START SUPPLIED RECORDS

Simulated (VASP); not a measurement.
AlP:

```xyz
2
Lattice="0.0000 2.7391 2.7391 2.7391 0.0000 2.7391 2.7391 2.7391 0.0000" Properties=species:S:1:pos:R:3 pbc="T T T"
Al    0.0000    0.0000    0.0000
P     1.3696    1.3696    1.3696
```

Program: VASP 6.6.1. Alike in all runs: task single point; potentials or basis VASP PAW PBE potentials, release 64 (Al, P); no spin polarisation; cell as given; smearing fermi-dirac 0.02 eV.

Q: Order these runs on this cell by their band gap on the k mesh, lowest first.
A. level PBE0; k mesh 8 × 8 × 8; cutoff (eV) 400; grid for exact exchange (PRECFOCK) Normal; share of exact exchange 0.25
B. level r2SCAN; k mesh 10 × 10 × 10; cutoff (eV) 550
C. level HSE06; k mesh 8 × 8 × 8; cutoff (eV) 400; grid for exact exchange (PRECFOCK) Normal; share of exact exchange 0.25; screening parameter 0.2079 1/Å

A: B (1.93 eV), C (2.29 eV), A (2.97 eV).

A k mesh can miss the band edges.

END SUPPLIED RECORDS

*WORK ORDER*
Print the entire set of records again, exactly.

*TASK OUTPUT*
Simulated (VASP); not a measurement.
AlP:

```xyz
2
Lattice="0.0000 2.7391 2.7391 2.7391 0.0000 2.7391 2.7391 2.7391 0.0000" Properties=species:S:1:pos:R:3 pbc="T T T"
Al    0.0000    0.0000    0.0000
P     1.3696    1.3696    1.3696
```

Program: VASP 6.6.1. Alike in all runs: task single point; potentials or basis VASP PAW PBE potentials, release 64 (Al, P); no spin polarisation; cell as given; smearing fermi-dirac 0.02 eV.

Q: Order these runs on this cell by their band gap on the k mesh, lowest first.
A. level PBE0; k mesh 8 × 8 × 8; cutoff (eV) 400; grid for exact exchange (PRECFOCK) Normal; share of exact exchange 0.25
B. level r2SCAN; k mesh 10 × 10 × 10; cutoff (eV) 550
C. level HSE06; k mesh 8 × 8 × 8; cutoff (eV) 400; grid for exact exchange (PRECFOCK) Normal; share of exact exchange 0.25; screening parameter 0.2079 1/Å

A: B (1.93 eV), C (2.29 eV), A (2.97 eV).

A k mesh can miss the band edges.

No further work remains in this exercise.